*** Opening of ENTRIES SUPPLIED ***

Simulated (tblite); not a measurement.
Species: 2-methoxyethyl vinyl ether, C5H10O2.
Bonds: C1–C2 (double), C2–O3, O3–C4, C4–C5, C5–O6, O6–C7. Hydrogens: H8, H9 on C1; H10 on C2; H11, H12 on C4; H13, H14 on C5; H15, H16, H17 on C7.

*** Close of ENTRIES SUPPLIED ***

WORK ORDER - Each entry must be output exactly as it was written.

ANSWER SECTION -
Simulated (tblite); not a measurement.
Species: 2-methoxyethyl vinyl ether, C5H10O2.
Bonds: C1–C2 (double), C2–O3, O3–C4, C4–C5, C5–O6, O6–C7. Hydrogens: H8, H9 on C1; H10 on C2; H11, H12 on C4; H13, H14 on C5; H15, H16, H17 on C7.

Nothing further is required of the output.